[[ Record set, beginning ]]

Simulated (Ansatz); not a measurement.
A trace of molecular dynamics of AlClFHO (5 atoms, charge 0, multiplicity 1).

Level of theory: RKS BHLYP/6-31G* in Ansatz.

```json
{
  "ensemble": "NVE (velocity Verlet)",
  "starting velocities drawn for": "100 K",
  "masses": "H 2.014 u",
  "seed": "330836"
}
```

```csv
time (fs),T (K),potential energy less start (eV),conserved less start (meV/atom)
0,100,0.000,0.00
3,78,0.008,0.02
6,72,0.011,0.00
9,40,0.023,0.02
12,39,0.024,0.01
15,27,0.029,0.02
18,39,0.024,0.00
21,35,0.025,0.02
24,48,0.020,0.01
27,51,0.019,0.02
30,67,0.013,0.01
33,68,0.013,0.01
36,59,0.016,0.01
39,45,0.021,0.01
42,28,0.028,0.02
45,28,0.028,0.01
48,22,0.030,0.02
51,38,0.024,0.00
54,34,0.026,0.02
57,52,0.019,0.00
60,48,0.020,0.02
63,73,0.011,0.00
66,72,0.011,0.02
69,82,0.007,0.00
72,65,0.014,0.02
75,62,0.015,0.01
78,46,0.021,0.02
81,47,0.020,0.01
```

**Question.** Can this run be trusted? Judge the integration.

[[ Record set, end ]]

_Work request_
Could you give the data above again, exact in every line?

_Exercise result_
Simulated (Ansatz); not a measurement.
A trace of molecular dynamics of AlClFHO (5 atoms, charge 0, multiplicity 1).

Level of theory: RKS BHLYP/6-31G* in Ansatz.

```json
{
  "ensemble": "NVE (velocity Verlet)",
  "starting velocities drawn for": "100 K",
  "masses": "H 2.014 u",
  "seed": "330836"
}
```

```csv
time (fs),T (K),potential energy less start (eV),conserved less start (meV/atom)
0,100,0.000,0.00
3,78,0.008,0.02
6,72,0.011,0.00
9,40,0.023,0.02
12,39,0.024,0.01
15,27,0.029,0.02
18,39,0.024,0.00
21,35,0.025,0.02
24,48,0.020,0.01
27,51,0.019,0.02
30,67,0.013,0.01
33,68,0.013,0.01
36,59,0.016,0.01
39,45,0.021,0.01
42,28,0.028,0.02
45,28,0.028,0.01
48,22,0.030,0.02
51,38,0.024,0.00
54,34,0.026,0.02
57,52,0.019,0.00
60,48,0.020,0.02
63,73,0.011,0.00
66,72,0.011,0.02
69,82,0.007,0.00
72,65,0.014,0.02
75,62,0.015,0.01
78,46,0.021,0.02
81,47,0.020,0.01
```

**Question.** Can this run be trusted? Judge the integration.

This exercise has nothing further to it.